- **DATA FOR REVIEW**
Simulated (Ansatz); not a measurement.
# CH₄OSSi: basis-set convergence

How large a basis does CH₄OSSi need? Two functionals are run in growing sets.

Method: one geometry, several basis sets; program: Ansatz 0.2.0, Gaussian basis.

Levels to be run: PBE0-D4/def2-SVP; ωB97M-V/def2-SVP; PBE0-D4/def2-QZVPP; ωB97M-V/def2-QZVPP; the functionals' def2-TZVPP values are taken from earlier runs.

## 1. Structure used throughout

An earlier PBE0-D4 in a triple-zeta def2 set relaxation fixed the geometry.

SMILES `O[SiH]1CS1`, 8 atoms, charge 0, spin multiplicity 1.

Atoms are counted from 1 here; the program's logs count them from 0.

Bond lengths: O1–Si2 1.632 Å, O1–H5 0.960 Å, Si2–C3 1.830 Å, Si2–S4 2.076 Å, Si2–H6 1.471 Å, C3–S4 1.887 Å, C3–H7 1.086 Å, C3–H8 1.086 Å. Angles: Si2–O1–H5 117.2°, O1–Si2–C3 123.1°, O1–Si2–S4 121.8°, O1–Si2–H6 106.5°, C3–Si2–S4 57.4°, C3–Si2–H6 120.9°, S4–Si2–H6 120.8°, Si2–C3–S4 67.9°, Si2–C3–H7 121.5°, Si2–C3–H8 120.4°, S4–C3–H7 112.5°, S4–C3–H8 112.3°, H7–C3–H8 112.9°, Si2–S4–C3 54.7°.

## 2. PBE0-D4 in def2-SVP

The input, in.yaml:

- **ACTIVITY**
Copy all the entries verbatim.

- **ANSWER BOX**
Simulated (Ansatz); not a measurement.
# CH₄OSSi: basis-set convergence

How large a basis does CH₄OSSi need? Two functionals are run in growing sets.

Method: one geometry, several basis sets; program: Ansatz 0.2.0, Gaussian basis.

Levels to be run: PBE0-D4/def2-SVP; ωB97M-V/def2-SVP; PBE0-D4/def2-QZVPP; ωB97M-V/def2-QZVPP; the functionals' def2-TZVPP values are taken from earlier runs.

## 1. Structure used throughout

An earlier PBE0-D4 in a triple-zeta def2 set relaxation fixed the geometry.

SMILES `O[SiH]1CS1`, 8 atoms, charge 0, spin multiplicity 1.

Atoms are counted from 1 here; the program's logs count them from 0.

Bond lengths: O1–Si2 1.632 Å, O1–H5 0.960 Å, Si2–C3 1.830 Å, Si2–S4 2.076 Å, Si2–H6 1.471 Å, C3–S4 1.887 Å, C3–H7 1.086 Å, C3–H8 1.086 Å. Angles: Si2–O1–H5 117.2°, O1–Si2–C3 123.1°, O1–Si2–S4 121.8°, O1–Si2–H6 106.5°, C3–Si2–S4 57.4°, C3–Si2–H6 120.9°, S4–Si2–H6 120.8°, Si2–C3–S4 67.9°, Si2–C3–H7 121.5°, Si2–C3–H8 120.4°, S4–C3–H7 112.5°, S4–C3–H8 112.3°, H7–C3–H8 112.9°, Si2–S4–C3 54.7°.

## 2. PBE0-D4 in def2-SVP

The input, in.yaml:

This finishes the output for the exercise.